> REQUIREMENT
Would you write out all of the data exactly as it appears below?

> DATA UNDER STUDY
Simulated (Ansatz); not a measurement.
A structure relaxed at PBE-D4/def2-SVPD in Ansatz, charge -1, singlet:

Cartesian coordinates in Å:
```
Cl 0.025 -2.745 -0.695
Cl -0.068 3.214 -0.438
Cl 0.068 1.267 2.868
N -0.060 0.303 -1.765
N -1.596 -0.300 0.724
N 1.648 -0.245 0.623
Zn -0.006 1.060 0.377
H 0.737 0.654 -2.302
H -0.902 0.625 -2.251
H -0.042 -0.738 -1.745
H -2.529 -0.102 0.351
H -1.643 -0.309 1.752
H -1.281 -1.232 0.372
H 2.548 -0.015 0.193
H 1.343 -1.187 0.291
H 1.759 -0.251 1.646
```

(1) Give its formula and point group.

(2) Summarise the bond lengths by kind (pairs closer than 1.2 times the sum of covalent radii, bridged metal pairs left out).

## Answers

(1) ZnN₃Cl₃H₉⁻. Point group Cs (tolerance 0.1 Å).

> ANSWER SPACE
Simulated (Ansatz); not a measurement.
A structure relaxed at PBE-D4/def2-SVPD in Ansatz, charge -1, singlet:

Cartesian coordinates in Å:
```
Cl 0.025 -2.745 -0.695
Cl -0.068 3.214 -0.438
Cl 0.068 1.267 2.868
N -0.060 0.303 -1.765
N -1.596 -0.300 0.724
N 1.648 -0.245 0.623
Zn -0.006 1.060 0.377
H 0.737 0.654 -2.302
H -0.902 0.625 -2.251
H -0.042 -0.738 -1.745
H -2.529 -0.102 0.351
H -1.643 -0.309 1.752
H -1.281 -1.232 0.372
H 2.548 -0.015 0.193
H 1.343 -1.187 0.291
H 1.759 -0.251 1.646
```

(1) Give its formula and point group.

(2) Summarise the bond lengths by kind (pairs closer than 1.2 times the sum of covalent radii, bridged metal pairs left out).

## Answers

(1) ZnN₃Cl₃H₉⁻. Point group Cs (tolerance 0.1 Å).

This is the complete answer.